* * * * *

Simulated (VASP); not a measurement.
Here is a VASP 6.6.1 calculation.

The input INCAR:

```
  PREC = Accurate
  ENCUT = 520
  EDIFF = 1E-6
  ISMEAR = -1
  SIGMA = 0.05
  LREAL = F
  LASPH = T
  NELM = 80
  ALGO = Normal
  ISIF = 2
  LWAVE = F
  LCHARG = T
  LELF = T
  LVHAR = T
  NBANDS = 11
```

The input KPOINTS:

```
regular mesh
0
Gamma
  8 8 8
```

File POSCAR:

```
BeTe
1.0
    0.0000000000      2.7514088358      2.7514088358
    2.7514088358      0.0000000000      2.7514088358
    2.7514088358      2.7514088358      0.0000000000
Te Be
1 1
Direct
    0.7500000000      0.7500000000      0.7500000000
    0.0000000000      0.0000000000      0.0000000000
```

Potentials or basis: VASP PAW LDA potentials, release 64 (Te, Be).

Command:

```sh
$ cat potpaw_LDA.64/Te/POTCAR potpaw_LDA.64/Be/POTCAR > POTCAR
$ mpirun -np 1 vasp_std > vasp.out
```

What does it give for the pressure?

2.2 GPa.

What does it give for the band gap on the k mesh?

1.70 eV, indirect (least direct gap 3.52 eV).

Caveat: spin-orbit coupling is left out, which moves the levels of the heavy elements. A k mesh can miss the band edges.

* * * * *

Brief: Word for word, write out each record shown above.

Exercise answer:
Simulated (VASP); not a measurement.
Here is a VASP 6.6.1 calculation.

The input INCAR:

```
  PREC = Accurate
  ENCUT = 520
  EDIFF = 1E-6
  ISMEAR = -1
  SIGMA = 0.05
  LREAL = F
  LASPH = T
  NELM = 80
  ALGO = Normal
  ISIF = 2
  LWAVE = F
  LCHARG = T
  LELF = T
  LVHAR = T
  NBANDS = 11
```

The input KPOINTS:

```
regular mesh
0
Gamma
  8 8 8
```

File POSCAR:

```
BeTe
1.0
    0.0000000000      2.7514088358      2.7514088358
    2.7514088358      0.0000000000      2.7514088358
    2.7514088358      2.7514088358      0.0000000000
Te Be
1 1
Direct
    0.7500000000      0.7500000000      0.7500000000
    0.0000000000      0.0000000000      0.0000000000
```

Potentials or basis: VASP PAW LDA potentials, release 64 (Te, Be).

Command:

```sh
$ cat potpaw_LDA.64/Te/POTCAR potpaw_LDA.64/Be/POTCAR > POTCAR
$ mpirun -np 1 vasp_std > vasp.out
```

What does it give for the pressure?

2.2 GPa.

What does it give for the band gap on the k mesh?

1.70 eV, indirect (least direct gap 3.52 eV).

Caveat: spin-orbit coupling is left out, which moves the levels of the heavy elements. A k mesh can miss the band edges.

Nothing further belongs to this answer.